### Given data ###

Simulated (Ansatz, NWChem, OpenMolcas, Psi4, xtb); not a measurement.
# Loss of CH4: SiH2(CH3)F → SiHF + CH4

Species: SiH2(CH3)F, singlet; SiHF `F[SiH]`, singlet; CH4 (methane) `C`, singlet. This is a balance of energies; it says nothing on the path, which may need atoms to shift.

###

- [Work task]: The material above must be output in full. Keep every word as it is.

- [Problem solution]:
Simulated (Ansatz, NWChem, OpenMolcas, Psi4, xtb); not a measurement.
# Loss of CH4: SiH2(CH3)F → SiHF + CH4

Species: SiH2(CH3)F, singlet; SiHF `F[SiH]`, singlet; CH4 (methane) `C`, singlet. This is a balance of energies; it says nothing on the path, which may need atoms to shift.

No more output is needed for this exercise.